· · · ·

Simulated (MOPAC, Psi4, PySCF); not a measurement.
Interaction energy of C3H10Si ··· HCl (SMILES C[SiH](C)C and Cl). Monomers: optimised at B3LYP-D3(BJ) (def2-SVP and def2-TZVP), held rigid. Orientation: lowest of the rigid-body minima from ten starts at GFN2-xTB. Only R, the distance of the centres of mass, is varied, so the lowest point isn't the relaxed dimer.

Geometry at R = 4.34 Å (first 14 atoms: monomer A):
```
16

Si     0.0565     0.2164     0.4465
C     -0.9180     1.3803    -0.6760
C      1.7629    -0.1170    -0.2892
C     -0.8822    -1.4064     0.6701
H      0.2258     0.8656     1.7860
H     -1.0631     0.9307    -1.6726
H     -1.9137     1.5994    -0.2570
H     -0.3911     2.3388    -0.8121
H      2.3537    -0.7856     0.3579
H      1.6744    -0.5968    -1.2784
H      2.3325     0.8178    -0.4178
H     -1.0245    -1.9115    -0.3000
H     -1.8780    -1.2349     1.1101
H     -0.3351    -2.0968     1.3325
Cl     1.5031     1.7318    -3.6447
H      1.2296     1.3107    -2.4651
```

· · · ·

▸ **WORK INSTRUCTION**
Repeat the data exactly as it was given above.

▸ **TASK RESULT**
Simulated (MOPAC, Psi4, PySCF); not a measurement.
Interaction energy of C3H10Si ··· HCl (SMILES C[SiH](C)C and Cl). Monomers: optimised at B3LYP-D3(BJ) (def2-SVP and def2-TZVP), held rigid. Orientation: lowest of the rigid-body minima from ten starts at GFN2-xTB. Only R, the distance of the centres of mass, is varied, so the lowest point isn't the relaxed dimer.

Geometry at R = 4.34 Å (first 14 atoms: monomer A):
```
16

Si     0.0565     0.2164     0.4465
C     -0.9180     1.3803    -0.6760
C      1.7629    -0.1170    -0.2892
C     -0.8822    -1.4064     0.6701
H      0.2258     0.8656     1.7860
H     -1.0631     0.9307    -1.6726
H     -1.9137     1.5994    -0.2570
H     -0.3911     2.3388    -0.8121
H      2.3537    -0.7856     0.3579
H      1.6744    -0.5968    -1.2784
H      2.3325     0.8178    -0.4178
H     -1.0245    -1.9115    -0.3000
H     -1.8780    -1.2349     1.1101
H     -0.3351    -2.0968     1.3325
Cl     1.5031     1.7318    -3.6447
H      1.2296     1.3107    -2.4651
```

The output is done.